Give again the entries below exactly, beginning at the first line and ending at the line with "POTCAR, in this".

=== Begin Enclosure ===

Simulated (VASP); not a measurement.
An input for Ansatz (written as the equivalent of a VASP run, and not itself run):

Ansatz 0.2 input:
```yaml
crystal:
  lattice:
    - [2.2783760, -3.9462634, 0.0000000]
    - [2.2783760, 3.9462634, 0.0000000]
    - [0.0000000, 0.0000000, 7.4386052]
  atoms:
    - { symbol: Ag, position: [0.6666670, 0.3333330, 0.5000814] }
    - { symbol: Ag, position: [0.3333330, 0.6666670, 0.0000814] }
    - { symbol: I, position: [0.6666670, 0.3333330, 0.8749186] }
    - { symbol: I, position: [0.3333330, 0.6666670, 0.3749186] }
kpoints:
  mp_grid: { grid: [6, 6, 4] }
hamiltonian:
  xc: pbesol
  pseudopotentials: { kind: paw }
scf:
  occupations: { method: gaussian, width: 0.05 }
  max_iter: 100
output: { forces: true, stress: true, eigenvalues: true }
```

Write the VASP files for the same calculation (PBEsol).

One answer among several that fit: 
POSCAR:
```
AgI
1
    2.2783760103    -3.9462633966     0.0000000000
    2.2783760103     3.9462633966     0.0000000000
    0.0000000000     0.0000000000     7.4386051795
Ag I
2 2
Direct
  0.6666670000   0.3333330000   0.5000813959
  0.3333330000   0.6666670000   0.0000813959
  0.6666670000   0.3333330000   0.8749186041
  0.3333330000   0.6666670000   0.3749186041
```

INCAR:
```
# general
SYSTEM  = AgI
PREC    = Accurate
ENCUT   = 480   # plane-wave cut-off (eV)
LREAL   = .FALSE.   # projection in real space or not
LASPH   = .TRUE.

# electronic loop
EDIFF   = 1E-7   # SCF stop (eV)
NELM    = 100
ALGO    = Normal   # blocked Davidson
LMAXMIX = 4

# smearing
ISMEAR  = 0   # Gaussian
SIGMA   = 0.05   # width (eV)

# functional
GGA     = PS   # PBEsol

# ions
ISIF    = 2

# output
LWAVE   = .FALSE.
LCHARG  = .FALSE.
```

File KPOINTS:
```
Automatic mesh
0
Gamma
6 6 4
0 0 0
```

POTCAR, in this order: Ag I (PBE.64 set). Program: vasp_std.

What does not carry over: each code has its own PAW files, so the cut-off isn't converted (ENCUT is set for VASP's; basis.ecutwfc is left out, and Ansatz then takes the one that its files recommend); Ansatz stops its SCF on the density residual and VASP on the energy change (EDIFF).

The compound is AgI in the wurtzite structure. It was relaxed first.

=== End Enclosure ===

▶ **RESULT**:
Simulated (VASP); not a measurement.
An input for Ansatz (written as the equivalent of a VASP run, and not itself run):

Ansatz 0.2 input:
```yaml
crystal:
  lattice:
    - [2.2783760, -3.9462634, 0.0000000]
    - [2.2783760, 3.9462634, 0.0000000]
    - [0.0000000, 0.0000000, 7.4386052]
  atoms:
    - { symbol: Ag, position: [0.6666670, 0.3333330, 0.5000814] }
    - { symbol: Ag, position: [0.3333330, 0.6666670, 0.0000814] }
    - { symbol: I, position: [0.6666670, 0.3333330, 0.8749186] }
    - { symbol: I, position: [0.3333330, 0.6666670, 0.3749186] }
kpoints:
  mp_grid: { grid: [6, 6, 4] }
hamiltonian:
  xc: pbesol
  pseudopotentials: { kind: paw }
scf:
  occupations: { method: gaussian, width: 0.05 }
  max_iter: 100
output: { forces: true, stress: true, eigenvalues: true }
```

Write the VASP files for the same calculation (PBEsol).

One answer among several that fit: 
POSCAR:
```
AgI
1
    2.2783760103    -3.9462633966     0.0000000000
    2.2783760103     3.9462633966     0.0000000000
    0.0000000000     0.0000000000     7.4386051795
Ag I
2 2
Direct
  0.6666670000   0.3333330000   0.5000813959
  0.3333330000   0.6666670000   0.0000813959
  0.6666670000   0.3333330000   0.8749186041
  0.3333330000   0.6666670000   0.3749186041
```

INCAR:
```
# general
SYSTEM  = AgI
PREC    = Accurate
ENCUT   = 480   # plane-wave cut-off (eV)
LREAL   = .FALSE.   # projection in real space or not
LASPH   = .TRUE.

# electronic loop
EDIFF   = 1E-7   # SCF stop (eV)
NELM    = 100
ALGO    = Normal   # blocked Davidson
LMAXMIX = 4

# smearing
ISMEAR  = 0   # Gaussian
SIGMA   = 0.05   # width (eV)

# functional
GGA     = PS   # PBEsol

# ions
ISIF    = 2

# output
LWAVE   = .FALSE.
LCHARG  = .FALSE.
```

File KPOINTS:
```
Automatic mesh
0
Gamma
6 6 4
0 0 0
```

POTCAR, in this order: Ag I (PBE.64 set). Program: vasp_std.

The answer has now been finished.